::::

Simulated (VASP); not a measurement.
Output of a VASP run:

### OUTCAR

::::

Everything in the listing needs to appear again exactly.

- _Exercise output_:
Simulated (VASP); not a measurement.
Output of a VASP run:

### OUTCAR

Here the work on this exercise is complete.